### Listed entries
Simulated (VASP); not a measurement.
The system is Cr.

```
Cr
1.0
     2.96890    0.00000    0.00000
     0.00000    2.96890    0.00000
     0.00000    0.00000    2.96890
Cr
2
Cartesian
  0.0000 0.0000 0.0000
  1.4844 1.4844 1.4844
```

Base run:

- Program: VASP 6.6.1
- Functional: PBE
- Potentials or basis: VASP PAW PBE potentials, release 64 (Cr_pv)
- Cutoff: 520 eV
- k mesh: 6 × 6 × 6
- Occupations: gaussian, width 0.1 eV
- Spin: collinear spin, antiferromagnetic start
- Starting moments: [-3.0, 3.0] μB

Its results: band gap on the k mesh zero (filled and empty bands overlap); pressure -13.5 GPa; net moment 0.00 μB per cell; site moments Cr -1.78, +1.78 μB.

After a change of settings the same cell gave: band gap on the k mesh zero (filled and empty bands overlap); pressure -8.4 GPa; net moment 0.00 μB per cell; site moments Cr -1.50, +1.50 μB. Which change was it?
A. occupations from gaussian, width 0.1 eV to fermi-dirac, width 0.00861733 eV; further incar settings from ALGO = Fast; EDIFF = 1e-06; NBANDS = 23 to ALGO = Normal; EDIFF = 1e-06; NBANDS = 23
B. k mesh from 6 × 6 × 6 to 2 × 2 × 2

### Work item
Write down, word for word, the lines above from the one containing "Its results: band" through the one containing "A. occupations from", both ends included.

### Written solution
Its results: band gap on the k mesh zero (filled and empty bands overlap); pressure -13.5 GPa; net moment 0.00 μB per cell; site moments Cr -1.78, +1.78 μB.

After a change of settings the same cell gave: band gap on the k mesh zero (filled and empty bands overlap); pressure -8.4 GPa; net moment 0.00 μB per cell; site moments Cr -1.50, +1.50 μB. Which change was it?
A. occupations from gaussian, width 0.1 eV to fermi-dirac, width 0.00861733 eV; further incar settings from ALGO = Fast; EDIFF = 1e-06; NBANDS = 23 to ALGO = Normal; EDIFF = 1e-06; NBANDS = 23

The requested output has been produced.